- _Recorded information_
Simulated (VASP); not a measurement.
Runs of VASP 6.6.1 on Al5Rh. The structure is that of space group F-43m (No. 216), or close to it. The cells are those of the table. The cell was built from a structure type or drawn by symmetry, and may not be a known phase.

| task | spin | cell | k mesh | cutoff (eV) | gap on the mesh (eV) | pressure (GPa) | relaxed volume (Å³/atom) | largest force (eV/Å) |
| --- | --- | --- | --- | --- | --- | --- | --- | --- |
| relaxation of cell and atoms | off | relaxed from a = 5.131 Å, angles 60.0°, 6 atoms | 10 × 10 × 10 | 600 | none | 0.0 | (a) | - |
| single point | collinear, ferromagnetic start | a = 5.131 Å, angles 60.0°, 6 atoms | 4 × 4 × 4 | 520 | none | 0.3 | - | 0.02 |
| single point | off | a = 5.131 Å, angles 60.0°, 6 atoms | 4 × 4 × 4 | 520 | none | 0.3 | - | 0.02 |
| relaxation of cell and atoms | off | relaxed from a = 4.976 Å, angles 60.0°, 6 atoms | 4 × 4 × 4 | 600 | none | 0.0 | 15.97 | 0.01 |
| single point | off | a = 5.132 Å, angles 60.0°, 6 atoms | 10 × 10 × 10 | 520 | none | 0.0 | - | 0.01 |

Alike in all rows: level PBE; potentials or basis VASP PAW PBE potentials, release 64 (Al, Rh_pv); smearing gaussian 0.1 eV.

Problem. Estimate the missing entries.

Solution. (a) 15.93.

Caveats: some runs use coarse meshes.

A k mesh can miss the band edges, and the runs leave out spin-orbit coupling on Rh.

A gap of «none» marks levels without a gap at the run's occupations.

- _Activity_
Starting with the first line of the data above, copy each line exactly until you reach the line with "Runs of VASP"; include that line as well.

- _Written reply_
Simulated (VASP); not a measurement.
Runs of VASP 6.6.1 on Al5Rh. The structure is that of space group F-43m (No. 216), or close to it. The cells are those of the table. The cell was built from a structure type or drawn by symmetry, and may not be a known phase.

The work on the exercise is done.